_Data provided_
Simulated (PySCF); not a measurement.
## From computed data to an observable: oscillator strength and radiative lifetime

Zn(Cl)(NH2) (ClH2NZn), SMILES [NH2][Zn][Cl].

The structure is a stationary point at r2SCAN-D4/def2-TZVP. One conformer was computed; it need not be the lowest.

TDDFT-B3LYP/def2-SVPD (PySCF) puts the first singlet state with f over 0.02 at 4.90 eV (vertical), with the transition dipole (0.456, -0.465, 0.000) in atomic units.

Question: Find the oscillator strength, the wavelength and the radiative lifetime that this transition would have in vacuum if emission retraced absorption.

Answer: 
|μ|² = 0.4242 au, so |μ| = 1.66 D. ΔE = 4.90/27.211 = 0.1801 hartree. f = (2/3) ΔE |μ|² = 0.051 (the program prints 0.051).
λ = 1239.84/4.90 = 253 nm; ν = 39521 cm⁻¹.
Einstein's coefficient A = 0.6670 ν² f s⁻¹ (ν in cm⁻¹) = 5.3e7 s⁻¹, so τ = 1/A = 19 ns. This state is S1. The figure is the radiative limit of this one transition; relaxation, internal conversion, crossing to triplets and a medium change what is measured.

_Work item_
Please copy out the data above exactly.

_Response area_
Simulated (PySCF); not a measurement.
## From computed data to an observable: oscillator strength and radiative lifetime

Zn(Cl)(NH2) (ClH2NZn), SMILES [NH2][Zn][Cl].

The structure is a stationary point at r2SCAN-D4/def2-TZVP. One conformer was computed; it need not be the lowest.

TDDFT-B3LYP/def2-SVPD (PySCF) puts the first singlet state with f over 0.02 at 4.90 eV (vertical), with the transition dipole (0.456, -0.465, 0.000) in atomic units.

Question: Find the oscillator strength, the wavelength and the radiative lifetime that this transition would have in vacuum if emission retraced absorption.

Answer: 
|μ|² = 0.4242 au, so |μ| = 1.66 D. ΔE = 4.90/27.211 = 0.1801 hartree. f = (2/3) ΔE |μ|² = 0.051 (the program prints 0.051).
λ = 1239.84/4.90 = 253 nm; ν = 39521 cm⁻¹.
Einstein's coefficient A = 0.6670 ν² f s⁻¹ (ν in cm⁻¹) = 5.3e7 s⁻¹, so τ = 1/A = 19 ns. This state is S1. The figure is the radiative limit of this one transition; relaxation, internal conversion, crossing to triplets and a medium change what is measured.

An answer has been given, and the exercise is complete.